= WORK TASK =
Using the entries below, output each line exactly from the first through the one that contains "and B0′ = 4.6.".

= EXTRACTED DATA =
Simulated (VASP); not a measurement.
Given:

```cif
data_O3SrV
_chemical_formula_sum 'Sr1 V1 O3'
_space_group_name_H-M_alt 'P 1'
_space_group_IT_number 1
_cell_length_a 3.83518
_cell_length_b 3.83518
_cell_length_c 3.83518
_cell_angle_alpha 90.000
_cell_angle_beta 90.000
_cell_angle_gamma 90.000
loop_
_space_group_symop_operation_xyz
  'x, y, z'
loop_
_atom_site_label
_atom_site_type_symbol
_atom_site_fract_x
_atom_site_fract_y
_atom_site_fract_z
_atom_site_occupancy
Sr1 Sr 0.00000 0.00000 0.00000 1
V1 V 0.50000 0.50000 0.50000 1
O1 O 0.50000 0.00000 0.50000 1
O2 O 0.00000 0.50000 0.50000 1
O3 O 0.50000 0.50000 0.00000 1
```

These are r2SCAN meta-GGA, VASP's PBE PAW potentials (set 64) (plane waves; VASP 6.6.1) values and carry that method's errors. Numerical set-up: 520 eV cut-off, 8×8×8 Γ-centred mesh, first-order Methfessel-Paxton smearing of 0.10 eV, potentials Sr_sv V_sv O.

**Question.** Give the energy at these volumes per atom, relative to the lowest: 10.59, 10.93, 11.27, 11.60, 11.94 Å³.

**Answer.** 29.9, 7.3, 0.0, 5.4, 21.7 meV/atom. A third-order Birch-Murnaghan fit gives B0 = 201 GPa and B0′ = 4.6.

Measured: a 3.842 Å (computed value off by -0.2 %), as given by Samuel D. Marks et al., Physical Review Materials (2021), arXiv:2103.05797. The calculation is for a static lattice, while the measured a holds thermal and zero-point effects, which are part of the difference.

= RESPONSE BOX =
Simulated (VASP); not a measurement.
Given:

```cif
data_O3SrV
_chemical_formula_sum 'Sr1 V1 O3'
_space_group_name_H-M_alt 'P 1'
_space_group_IT_number 1
_cell_length_a 3.83518
_cell_length_b 3.83518
_cell_length_c 3.83518
_cell_angle_alpha 90.000
_cell_angle_beta 90.000
_cell_angle_gamma 90.000
loop_
_space_group_symop_operation_xyz
  'x, y, z'
loop_
_atom_site_label
_atom_site_type_symbol
_atom_site_fract_x
_atom_site_fract_y
_atom_site_fract_z
_atom_site_occupancy
Sr1 Sr 0.00000 0.00000 0.00000 1
V1 V 0.50000 0.50000 0.50000 1
O1 O 0.50000 0.00000 0.50000 1
O2 O 0.00000 0.50000 0.50000 1
O3 O 0.50000 0.50000 0.00000 1
```

These are r2SCAN meta-GGA, VASP's PBE PAW potentials (set 64) (plane waves; VASP 6.6.1) values and carry that method's errors. Numerical set-up: 520 eV cut-off, 8×8×8 Γ-centred mesh, first-order Methfessel-Paxton smearing of 0.10 eV, potentials Sr_sv V_sv O.

**Question.** Give the energy at these volumes per atom, relative to the lowest: 10.59, 10.93, 11.27, 11.60, 11.94 Å³.

**Answer.** 29.9, 7.3, 0.0, 5.4, 21.7 meV/atom. A third-order Birch-Murnaghan fit gives B0 = 201 GPa and B0′ = 4.6.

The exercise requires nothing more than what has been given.